**AVAILABLE DATA**
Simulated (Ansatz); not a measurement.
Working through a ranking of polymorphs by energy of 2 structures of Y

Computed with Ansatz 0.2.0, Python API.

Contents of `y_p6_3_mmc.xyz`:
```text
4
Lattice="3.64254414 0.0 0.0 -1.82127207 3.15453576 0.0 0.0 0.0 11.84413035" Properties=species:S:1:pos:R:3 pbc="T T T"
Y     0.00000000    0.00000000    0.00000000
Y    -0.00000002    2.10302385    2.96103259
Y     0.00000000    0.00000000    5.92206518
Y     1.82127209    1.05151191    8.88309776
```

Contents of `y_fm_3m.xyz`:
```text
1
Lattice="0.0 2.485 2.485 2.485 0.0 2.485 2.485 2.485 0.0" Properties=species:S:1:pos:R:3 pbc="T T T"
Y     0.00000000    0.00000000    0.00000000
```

**REQUIREMENT**
All of the records above are to be printed again exactly as they appear.

**EXERCISE ANSWER**
Simulated (Ansatz); not a measurement.
Working through a ranking of polymorphs by energy of 2 structures of Y

Computed with Ansatz 0.2.0, Python API.

Contents of `y_p6_3_mmc.xyz`:
```text
4
Lattice="3.64254414 0.0 0.0 -1.82127207 3.15453576 0.0 0.0 0.0 11.84413035" Properties=species:S:1:pos:R:3 pbc="T T T"
Y     0.00000000    0.00000000    0.00000000
Y    -0.00000002    2.10302385    2.96103259
Y     0.00000000    0.00000000    5.92206518
Y     1.82127209    1.05151191    8.88309776
```

Contents of `y_fm_3m.xyz`:
```text
1
Lattice="0.0 2.485 2.485 2.485 0.0 2.485 2.485 2.485 0.0" Properties=species:S:1:pos:R:3 pbc="T T T"
Y     0.00000000    0.00000000    0.00000000
```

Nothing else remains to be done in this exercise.